▸ Extracted material:
☆ ☆ ☆ ☆ ☆

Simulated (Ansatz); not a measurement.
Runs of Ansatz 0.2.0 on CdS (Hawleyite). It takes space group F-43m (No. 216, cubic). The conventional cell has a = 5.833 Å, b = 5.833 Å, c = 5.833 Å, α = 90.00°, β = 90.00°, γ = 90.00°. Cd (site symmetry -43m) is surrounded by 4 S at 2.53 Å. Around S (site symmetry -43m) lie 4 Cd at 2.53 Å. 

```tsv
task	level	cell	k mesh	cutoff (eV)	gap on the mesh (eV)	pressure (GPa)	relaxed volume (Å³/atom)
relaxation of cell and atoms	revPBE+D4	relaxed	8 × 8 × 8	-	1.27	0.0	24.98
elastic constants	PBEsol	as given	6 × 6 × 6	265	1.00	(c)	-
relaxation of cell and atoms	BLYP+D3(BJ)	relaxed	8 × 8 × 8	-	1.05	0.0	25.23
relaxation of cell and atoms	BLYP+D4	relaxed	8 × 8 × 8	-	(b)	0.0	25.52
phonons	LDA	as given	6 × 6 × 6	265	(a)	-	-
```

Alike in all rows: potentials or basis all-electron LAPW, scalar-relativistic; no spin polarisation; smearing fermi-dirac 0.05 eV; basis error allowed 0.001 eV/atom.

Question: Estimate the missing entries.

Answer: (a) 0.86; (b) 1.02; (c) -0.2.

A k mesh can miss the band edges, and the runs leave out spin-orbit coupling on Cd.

☆ ☆ ☆ ☆ ☆

▸ Action item: Each line in the material above must be retyped without alteration.

▸ Written reply:
Simulated (Ansatz); not a measurement.
Runs of Ansatz 0.2.0 on CdS (Hawleyite). It takes space group F-43m (No. 216, cubic). The conventional cell has a = 5.833 Å, b = 5.833 Å, c = 5.833 Å, α = 90.00°, β = 90.00°, γ = 90.00°. Cd (site symmetry -43m) is surrounded by 4 S at 2.53 Å. Around S (site symmetry -43m) lie 4 Cd at 2.53 Å. 

```tsv
task	level	cell	k mesh	cutoff (eV)	gap on the mesh (eV)	pressure (GPa)	relaxed volume (Å³/atom)
relaxation of cell and atoms	revPBE+D4	relaxed	8 × 8 × 8	-	1.27	0.0	24.98
elastic constants	PBEsol	as given	6 × 6 × 6	265	1.00	(c)	-
relaxation of cell and atoms	BLYP+D3(BJ)	relaxed	8 × 8 × 8	-	1.05	0.0	25.23
relaxation of cell and atoms	BLYP+D4	relaxed	8 × 8 × 8	-	(b)	0.0	25.52
phonons	LDA	as given	6 × 6 × 6	265	(a)	-	-
```

Alike in all rows: potentials or basis all-electron LAPW, scalar-relativistic; no spin polarisation; smearing fermi-dirac 0.05 eV; basis error allowed 0.001 eV/atom.

Question: Estimate the missing entries.

Answer: (a) 0.86; (b) 1.02; (c) -0.2.

A k mesh can miss the band edges, and the runs leave out spin-orbit coupling on Cd.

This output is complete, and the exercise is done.